******************************

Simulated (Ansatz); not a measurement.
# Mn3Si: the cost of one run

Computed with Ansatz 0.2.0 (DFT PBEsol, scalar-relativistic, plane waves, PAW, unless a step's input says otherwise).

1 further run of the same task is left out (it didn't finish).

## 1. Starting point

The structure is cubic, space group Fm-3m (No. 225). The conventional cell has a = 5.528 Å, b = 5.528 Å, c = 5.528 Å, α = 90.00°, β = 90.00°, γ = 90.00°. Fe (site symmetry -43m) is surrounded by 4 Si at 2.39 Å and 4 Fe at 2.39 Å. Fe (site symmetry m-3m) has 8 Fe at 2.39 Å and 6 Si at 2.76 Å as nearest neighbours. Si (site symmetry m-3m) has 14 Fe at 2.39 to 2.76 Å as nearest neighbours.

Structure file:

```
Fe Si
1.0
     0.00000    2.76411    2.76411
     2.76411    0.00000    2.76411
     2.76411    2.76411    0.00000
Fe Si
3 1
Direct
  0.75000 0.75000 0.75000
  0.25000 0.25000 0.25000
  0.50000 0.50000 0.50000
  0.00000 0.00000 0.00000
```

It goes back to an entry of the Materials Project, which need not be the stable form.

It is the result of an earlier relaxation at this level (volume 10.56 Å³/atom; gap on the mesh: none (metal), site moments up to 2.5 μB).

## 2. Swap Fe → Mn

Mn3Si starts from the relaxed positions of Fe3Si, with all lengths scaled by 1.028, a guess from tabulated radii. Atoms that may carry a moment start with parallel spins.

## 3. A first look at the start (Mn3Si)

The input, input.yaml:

******************************

Return all the data exactly as given.

Simulated (Ansatz); not a measurement.
# Mn3Si: the cost of one run

Computed with Ansatz 0.2.0 (DFT PBEsol, scalar-relativistic, plane waves, PAW, unless a step's input says otherwise).

1 further run of the same task is left out (it didn't finish).

## 1. Starting point

The structure is cubic, space group Fm-3m (No. 225). The conventional cell has a = 5.528 Å, b = 5.528 Å, c = 5.528 Å, α = 90.00°, β = 90.00°, γ = 90.00°. Fe (site symmetry -43m) is surrounded by 4 Si at 2.39 Å and 4 Fe at 2.39 Å. Fe (site symmetry m-3m) has 8 Fe at 2.39 Å and 6 Si at 2.76 Å as nearest neighbours. Si (site symmetry m-3m) has 14 Fe at 2.39 to 2.76 Å as nearest neighbours.

Structure file:

```
Fe Si
1.0
     0.00000    2.76411    2.76411
     2.76411    0.00000    2.76411
     2.76411    2.76411    0.00000
Fe Si
3 1
Direct
  0.75000 0.75000 0.75000
  0.25000 0.25000 0.25000
  0.50000 0.50000 0.50000
  0.00000 0.00000 0.00000
```

It goes back to an entry of the Materials Project, which need not be the stable form.

It is the result of an earlier relaxation at this level (volume 10.56 Å³/atom; gap on the mesh: none (metal), site moments up to 2.5 μB).

## 2. Swap Fe → Mn

Mn3Si starts from the relaxed positions of Fe3Si, with all lengths scaled by 1.028, a guess from tabulated radii. Atoms that may carry a moment start with parallel spins.

## 3. A first look at the start (Mn3Si)

The input, input.yaml:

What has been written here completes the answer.